_Work request_. Give back every entry below, unchanged.

_Data for analysis_.
* * * *

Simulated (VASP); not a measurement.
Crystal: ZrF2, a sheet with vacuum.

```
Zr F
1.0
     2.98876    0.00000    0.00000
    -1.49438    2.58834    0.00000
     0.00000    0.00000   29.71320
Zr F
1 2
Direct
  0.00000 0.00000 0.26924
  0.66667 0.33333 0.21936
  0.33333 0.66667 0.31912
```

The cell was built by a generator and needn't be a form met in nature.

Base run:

* * * *

_Your response_.
Simulated (VASP); not a measurement.
Crystal: ZrF2, a sheet with vacuum.

```
Zr F
1.0
     2.98876    0.00000    0.00000
    -1.49438    2.58834    0.00000
     0.00000    0.00000   29.71320
Zr F
1 2
Direct
  0.00000 0.00000 0.26924
  0.66667 0.33333 0.21936
  0.33333 0.66667 0.31912
```

The cell was built by a generator and needn't be a form met in nature.

Base run:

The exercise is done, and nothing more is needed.